* **WORK REQUEST**
Print the records below from the first line through the line containing "Values along the", both included, word for word.

* **EXERCISE DATA**
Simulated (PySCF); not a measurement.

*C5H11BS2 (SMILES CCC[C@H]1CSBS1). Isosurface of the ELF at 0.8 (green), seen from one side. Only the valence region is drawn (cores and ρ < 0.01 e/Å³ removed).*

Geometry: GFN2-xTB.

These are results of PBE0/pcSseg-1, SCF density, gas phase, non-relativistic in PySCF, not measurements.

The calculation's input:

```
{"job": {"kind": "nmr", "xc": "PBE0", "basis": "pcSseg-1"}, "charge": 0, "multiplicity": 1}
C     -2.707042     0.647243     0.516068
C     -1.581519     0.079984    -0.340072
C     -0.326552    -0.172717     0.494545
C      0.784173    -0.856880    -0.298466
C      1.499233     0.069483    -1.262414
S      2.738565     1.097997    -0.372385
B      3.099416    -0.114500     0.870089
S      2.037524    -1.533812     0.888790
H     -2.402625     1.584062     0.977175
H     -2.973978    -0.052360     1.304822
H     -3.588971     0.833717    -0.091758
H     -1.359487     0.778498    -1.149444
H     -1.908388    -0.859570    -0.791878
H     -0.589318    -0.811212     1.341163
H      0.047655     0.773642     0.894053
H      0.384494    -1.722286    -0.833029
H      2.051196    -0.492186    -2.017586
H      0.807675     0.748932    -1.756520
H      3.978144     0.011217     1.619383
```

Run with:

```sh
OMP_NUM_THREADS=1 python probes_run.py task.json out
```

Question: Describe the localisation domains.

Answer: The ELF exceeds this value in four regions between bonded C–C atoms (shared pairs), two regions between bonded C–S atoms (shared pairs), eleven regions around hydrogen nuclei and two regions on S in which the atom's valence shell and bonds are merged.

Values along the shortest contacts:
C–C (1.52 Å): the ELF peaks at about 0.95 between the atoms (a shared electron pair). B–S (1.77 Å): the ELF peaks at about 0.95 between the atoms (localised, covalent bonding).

* **WRITTEN REPLY**
Simulated (PySCF); not a measurement.

*C5H11BS2 (SMILES CCC[C@H]1CSBS1). Isosurface of the ELF at 0.8 (green), seen from one side. Only the valence region is drawn (cores and ρ < 0.01 e/Å³ removed).*

Geometry: GFN2-xTB.

These are results of PBE0/pcSseg-1, SCF density, gas phase, non-relativistic in PySCF, not measurements.

The calculation's input:

```
{"job": {"kind": "nmr", "xc": "PBE0", "basis": "pcSseg-1"}, "charge": 0, "multiplicity": 1}
C     -2.707042     0.647243     0.516068
C     -1.581519     0.079984    -0.340072
C     -0.326552    -0.172717     0.494545
C      0.784173    -0.856880    -0.298466
C      1.499233     0.069483    -1.262414
S      2.738565     1.097997    -0.372385
B      3.099416    -0.114500     0.870089
S      2.037524    -1.533812     0.888790
H     -2.402625     1.584062     0.977175
H     -2.973978    -0.052360     1.304822
H     -3.588971     0.833717    -0.091758
H     -1.359487     0.778498    -1.149444
H     -1.908388    -0.859570    -0.791878
H     -0.589318    -0.811212     1.341163
H      0.047655     0.773642     0.894053
H      0.384494    -1.722286    -0.833029
H      2.051196    -0.492186    -2.017586
H      0.807675     0.748932    -1.756520
H      3.978144     0.011217     1.619383
```

Run with:

```sh
OMP_NUM_THREADS=1 python probes_run.py task.json out
```

Question: Describe the localisation domains.

Answer: The ELF exceeds this value in four regions between bonded C–C atoms (shared pairs), two regions between bonded C–S atoms (shared pairs), eleven regions around hydrogen nuclei and two regions on S in which the atom's valence shell and bonds are merged.

Values along the shortest contacts:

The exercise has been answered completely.